Action item -
Below is a listing. Quote from it, exactly, the lines from the one containing "Born–Oppenheimer molecular dynamics" down to the one containing "seed | 425715 |", both ends included, and nothing else.

* * * * * * *
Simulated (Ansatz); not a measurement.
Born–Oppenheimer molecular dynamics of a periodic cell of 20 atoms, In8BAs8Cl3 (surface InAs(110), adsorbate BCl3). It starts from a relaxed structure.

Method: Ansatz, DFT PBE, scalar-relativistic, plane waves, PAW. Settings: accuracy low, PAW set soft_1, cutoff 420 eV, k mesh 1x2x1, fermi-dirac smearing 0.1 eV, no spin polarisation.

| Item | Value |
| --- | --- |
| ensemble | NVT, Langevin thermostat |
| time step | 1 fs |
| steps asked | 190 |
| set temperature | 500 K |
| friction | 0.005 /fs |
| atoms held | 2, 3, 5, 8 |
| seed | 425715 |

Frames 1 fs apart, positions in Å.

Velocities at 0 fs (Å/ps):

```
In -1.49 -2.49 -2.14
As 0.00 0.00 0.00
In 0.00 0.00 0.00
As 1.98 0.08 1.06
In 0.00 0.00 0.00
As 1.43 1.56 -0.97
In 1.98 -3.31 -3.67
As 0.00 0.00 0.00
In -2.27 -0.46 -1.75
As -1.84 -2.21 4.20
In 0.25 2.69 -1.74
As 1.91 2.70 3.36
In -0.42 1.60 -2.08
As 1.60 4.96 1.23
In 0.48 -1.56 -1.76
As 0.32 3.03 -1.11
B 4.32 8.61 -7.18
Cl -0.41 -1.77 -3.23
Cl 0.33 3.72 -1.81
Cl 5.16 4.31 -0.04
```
* * * * * * *

Response box -
Born–Oppenheimer molecular dynamics of a periodic cell of 20 atoms, In8BAs8Cl3 (surface InAs(110), adsorbate BCl3). It starts from a relaxed structure.

Method: Ansatz, DFT PBE, scalar-relativistic, plane waves, PAW. Settings: accuracy low, PAW set soft_1, cutoff 420 eV, k mesh 1x2x1, fermi-dirac smearing 0.1 eV, no spin polarisation.

| Item | Value |
| --- | --- |
| ensemble | NVT, Langevin thermostat |
| time step | 1 fs |
| steps asked | 190 |
| set temperature | 500 K |
| friction | 0.005 /fs |
| atoms held | 2, 3, 5, 8 |
| seed | 425715 |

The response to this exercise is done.